#### SUPPLIED INFORMATION:
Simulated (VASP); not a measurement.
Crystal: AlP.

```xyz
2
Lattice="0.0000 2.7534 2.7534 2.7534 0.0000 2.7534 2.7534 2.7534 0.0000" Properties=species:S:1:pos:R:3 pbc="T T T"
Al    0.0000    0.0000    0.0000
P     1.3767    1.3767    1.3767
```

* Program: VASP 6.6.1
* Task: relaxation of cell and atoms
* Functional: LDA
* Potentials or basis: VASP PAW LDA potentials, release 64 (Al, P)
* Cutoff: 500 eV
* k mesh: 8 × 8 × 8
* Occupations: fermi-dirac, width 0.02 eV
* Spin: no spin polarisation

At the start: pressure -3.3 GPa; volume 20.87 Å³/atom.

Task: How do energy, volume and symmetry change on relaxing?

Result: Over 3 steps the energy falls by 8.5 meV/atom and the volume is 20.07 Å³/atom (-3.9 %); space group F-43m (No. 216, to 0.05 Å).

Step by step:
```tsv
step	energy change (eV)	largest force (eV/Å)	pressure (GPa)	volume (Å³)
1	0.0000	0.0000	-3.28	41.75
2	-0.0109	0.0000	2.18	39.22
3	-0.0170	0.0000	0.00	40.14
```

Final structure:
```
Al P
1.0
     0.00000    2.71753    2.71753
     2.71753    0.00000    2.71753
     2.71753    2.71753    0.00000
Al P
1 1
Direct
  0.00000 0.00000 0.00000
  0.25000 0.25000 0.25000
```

#### WORK INSTRUCTION:
Nothing beyond the line containing "Program: VASP 6.6.1" is to be output; the lines above, from the first one onward to that line, are to be transcribed exactly.

#### WORKED SOLUTION:
Simulated (VASP); not a measurement.
Crystal: AlP.

```xyz
2
Lattice="0.0000 2.7534 2.7534 2.7534 0.0000 2.7534 2.7534 2.7534 0.0000" Properties=species:S:1:pos:R:3 pbc="T T T"
Al    0.0000    0.0000    0.0000
P     1.3767    1.3767    1.3767
```

* Program: VASP 6.6.1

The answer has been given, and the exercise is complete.